## Brief
Restate exactly the lines from the top of the listing below to the line containing "state and bands**"; the remaining lines are not wanted.

## Information
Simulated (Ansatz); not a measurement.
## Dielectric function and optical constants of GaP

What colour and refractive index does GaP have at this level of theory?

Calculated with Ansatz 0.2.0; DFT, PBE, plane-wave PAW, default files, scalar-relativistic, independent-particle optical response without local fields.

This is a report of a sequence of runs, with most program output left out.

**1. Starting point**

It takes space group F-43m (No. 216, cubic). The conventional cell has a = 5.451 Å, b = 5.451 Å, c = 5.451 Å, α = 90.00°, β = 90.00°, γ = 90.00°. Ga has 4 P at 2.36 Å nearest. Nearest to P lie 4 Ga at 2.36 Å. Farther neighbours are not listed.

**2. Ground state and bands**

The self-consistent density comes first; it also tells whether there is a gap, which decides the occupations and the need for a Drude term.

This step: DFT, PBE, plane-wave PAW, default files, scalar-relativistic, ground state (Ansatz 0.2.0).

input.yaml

## Written response
Simulated (Ansatz); not a measurement.
## Dielectric function and optical constants of GaP

What colour and refractive index does GaP have at this level of theory?

Calculated with Ansatz 0.2.0; DFT, PBE, plane-wave PAW, default files, scalar-relativistic, independent-particle optical response without local fields.

This is a report of a sequence of runs, with most program output left out.

**1. Starting point**

It takes space group F-43m (No. 216, cubic). The conventional cell has a = 5.451 Å, b = 5.451 Å, c = 5.451 Å, α = 90.00°, β = 90.00°, γ = 90.00°. Ga has 4 P at 2.36 Å nearest. Nearest to P lie 4 Ga at 2.36 Å. Farther neighbours are not listed.

**2. Ground state and bands**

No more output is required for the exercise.